========
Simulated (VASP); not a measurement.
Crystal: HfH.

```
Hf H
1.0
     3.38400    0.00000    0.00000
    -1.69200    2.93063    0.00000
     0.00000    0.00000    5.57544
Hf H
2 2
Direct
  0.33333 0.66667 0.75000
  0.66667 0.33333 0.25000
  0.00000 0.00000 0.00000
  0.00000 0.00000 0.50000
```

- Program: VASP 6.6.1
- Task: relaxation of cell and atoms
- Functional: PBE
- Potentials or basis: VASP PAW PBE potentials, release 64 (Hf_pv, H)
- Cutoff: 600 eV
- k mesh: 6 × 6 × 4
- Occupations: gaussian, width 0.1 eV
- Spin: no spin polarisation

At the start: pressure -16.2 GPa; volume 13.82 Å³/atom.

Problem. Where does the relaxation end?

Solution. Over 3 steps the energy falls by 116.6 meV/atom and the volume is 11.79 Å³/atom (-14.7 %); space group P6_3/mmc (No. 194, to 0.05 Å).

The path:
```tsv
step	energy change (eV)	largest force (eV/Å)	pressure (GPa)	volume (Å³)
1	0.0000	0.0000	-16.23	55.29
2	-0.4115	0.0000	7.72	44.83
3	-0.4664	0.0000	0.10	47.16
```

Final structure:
========

**Activity**
Transcribe all of the records above without altering anything.

**Written reply**
Simulated (VASP); not a measurement.
Crystal: HfH.

```
Hf H
1.0
     3.38400    0.00000    0.00000
    -1.69200    2.93063    0.00000
     0.00000    0.00000    5.57544
Hf H
2 2
Direct
  0.33333 0.66667 0.75000
  0.66667 0.33333 0.25000
  0.00000 0.00000 0.00000
  0.00000 0.00000 0.50000
```

- Program: VASP 6.6.1
- Task: relaxation of cell and atoms
- Functional: PBE
- Potentials or basis: VASP PAW PBE potentials, release 64 (Hf_pv, H)
- Cutoff: 600 eV
- k mesh: 6 × 6 × 4
- Occupations: gaussian, width 0.1 eV
- Spin: no spin polarisation

At the start: pressure -16.2 GPa; volume 13.82 Å³/atom.

Problem. Where does the relaxation end?

Solution. Over 3 steps the energy falls by 116.6 meV/atom and the volume is 11.79 Å³/atom (-14.7 %); space group P6_3/mmc (No. 194, to 0.05 Å).

The path:
```tsv
step	energy change (eV)	largest force (eV/Å)	pressure (GPa)	volume (Å³)
1	0.0000	0.0000	-16.23	55.29
2	-0.4115	0.0000	7.72	44.83
3	-0.4664	0.0000	0.10	47.16
```

Final structure:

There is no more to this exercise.